# Data listing:
^^^^

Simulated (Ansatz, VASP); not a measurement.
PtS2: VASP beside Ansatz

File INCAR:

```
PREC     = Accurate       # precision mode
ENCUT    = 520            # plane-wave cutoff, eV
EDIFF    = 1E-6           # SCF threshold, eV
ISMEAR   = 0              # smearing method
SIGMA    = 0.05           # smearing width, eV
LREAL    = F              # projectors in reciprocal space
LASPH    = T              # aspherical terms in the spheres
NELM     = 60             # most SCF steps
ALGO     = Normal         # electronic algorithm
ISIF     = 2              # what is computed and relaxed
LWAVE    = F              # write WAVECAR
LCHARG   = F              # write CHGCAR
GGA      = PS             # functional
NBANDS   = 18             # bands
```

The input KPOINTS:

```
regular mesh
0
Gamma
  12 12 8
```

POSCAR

^^^^

# Assigned task:
Restate each line above word for word.

# Written answer:
Simulated (Ansatz, VASP); not a measurement.
PtS2: VASP beside Ansatz

File INCAR:

```
PREC     = Accurate       # precision mode
ENCUT    = 520            # plane-wave cutoff, eV
EDIFF    = 1E-6           # SCF threshold, eV
ISMEAR   = 0              # smearing method
SIGMA    = 0.05           # smearing width, eV
LREAL    = F              # projectors in reciprocal space
LASPH    = T              # aspherical terms in the spheres
NELM     = 60             # most SCF steps
ALGO     = Normal         # electronic algorithm
ISIF     = 2              # what is computed and relaxed
LWAVE    = F              # write WAVECAR
LCHARG   = F              # write CHGCAR
GGA      = PS             # functional
NBANDS   = 18             # bands
```

The input KPOINTS:

```
regular mesh
0
Gamma
  12 12 8
```

POSCAR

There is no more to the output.